=== Provided records ===

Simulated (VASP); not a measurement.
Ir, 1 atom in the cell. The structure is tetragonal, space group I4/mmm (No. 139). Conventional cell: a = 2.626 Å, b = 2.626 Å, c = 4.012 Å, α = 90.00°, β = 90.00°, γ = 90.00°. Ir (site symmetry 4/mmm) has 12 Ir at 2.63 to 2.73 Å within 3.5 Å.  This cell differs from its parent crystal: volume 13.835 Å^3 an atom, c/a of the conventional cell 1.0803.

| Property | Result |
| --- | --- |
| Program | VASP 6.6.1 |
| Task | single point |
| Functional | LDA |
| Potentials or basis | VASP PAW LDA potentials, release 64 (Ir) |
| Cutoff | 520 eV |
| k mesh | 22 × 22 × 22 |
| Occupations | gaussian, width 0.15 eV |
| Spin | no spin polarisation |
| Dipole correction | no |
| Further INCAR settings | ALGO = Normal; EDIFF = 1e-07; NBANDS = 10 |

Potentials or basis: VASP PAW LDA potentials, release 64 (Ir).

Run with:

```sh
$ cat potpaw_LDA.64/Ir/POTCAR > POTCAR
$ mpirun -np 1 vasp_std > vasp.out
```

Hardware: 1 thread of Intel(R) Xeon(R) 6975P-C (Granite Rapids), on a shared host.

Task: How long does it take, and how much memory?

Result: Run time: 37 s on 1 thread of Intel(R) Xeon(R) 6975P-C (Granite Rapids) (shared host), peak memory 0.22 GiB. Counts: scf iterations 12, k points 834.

===

Retype exactly the lines of the data above that fall between the line with "Hardware: 1 thread" and the line with "Task: How long", inclusive, and add nothing.

Hardware: 1 thread of Intel(R) Xeon(R) 6975P-C (Granite Rapids), on a shared host.

Task: How long does it take, and how much memory?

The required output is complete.